Supplied material:
--- --- ---
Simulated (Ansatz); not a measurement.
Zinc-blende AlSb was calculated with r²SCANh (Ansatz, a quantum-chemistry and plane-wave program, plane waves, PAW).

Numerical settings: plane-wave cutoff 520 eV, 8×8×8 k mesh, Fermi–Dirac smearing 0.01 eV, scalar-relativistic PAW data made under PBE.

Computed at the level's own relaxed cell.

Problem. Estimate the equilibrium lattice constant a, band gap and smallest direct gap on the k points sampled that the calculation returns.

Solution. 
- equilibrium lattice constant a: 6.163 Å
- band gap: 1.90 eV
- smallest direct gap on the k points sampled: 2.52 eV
--- --- ---

Assigned task: Begin at the first line of the entries above and copy every line exactly, ending with the line that contains "Computed at the level's own relaxed cell.".

Expected answer:
Simulated (Ansatz); not a measurement.
Zinc-blende AlSb was calculated with r²SCANh (Ansatz, a quantum-chemistry and plane-wave program, plane waves, PAW).

Numerical settings: plane-wave cutoff 520 eV, 8×8×8 k mesh, Fermi–Dirac smearing 0.01 eV, scalar-relativistic PAW data made under PBE.

Computed at the level's own relaxed cell.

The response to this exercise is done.